### STORED DATA
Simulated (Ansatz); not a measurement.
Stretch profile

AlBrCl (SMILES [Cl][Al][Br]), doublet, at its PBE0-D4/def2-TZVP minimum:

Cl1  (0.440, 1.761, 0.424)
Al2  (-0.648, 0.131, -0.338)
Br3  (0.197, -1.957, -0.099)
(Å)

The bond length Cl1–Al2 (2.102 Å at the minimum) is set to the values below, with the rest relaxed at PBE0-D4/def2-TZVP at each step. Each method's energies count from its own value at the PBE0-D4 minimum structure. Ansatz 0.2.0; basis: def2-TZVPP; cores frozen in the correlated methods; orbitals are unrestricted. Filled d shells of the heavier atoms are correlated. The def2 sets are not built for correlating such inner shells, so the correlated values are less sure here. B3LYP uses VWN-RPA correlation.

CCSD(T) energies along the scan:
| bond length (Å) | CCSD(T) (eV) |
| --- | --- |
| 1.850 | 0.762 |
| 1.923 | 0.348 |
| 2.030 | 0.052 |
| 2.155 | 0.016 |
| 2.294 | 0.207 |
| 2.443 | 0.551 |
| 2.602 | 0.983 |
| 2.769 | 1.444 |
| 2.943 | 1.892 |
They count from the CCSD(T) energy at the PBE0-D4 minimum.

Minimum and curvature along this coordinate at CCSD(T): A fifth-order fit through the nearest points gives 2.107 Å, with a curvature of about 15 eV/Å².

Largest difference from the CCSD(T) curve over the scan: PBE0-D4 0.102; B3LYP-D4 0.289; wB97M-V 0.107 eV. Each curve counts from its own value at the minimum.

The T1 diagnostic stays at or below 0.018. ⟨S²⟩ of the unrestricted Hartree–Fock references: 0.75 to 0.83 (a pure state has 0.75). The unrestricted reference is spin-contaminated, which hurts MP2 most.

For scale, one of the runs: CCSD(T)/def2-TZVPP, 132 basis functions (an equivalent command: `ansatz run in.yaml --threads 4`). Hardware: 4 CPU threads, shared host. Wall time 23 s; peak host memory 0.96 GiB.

### REQUIREMENT
Would you please copy, word for word, everything above from the line containing "CCSD(T) (eV) |" down to the line containing "Minimum and curvature", those two lines included?

### ANSWER BOX
| bond length (Å) | CCSD(T) (eV) |
| --- | --- |
| 1.850 | 0.762 |
| 1.923 | 0.348 |
| 2.030 | 0.052 |
| 2.155 | 0.016 |
| 2.294 | 0.207 |
| 2.443 | 0.551 |
| 2.602 | 0.983 |
| 2.769 | 1.444 |
| 2.943 | 1.892 |
They count from the CCSD(T) energy at the PBE0-D4 minimum.

Minimum and curvature along this coordinate at CCSD(T): A fifth-order fit through the nearest points gives 2.107 Å, with a curvature of about 15 eV/Å².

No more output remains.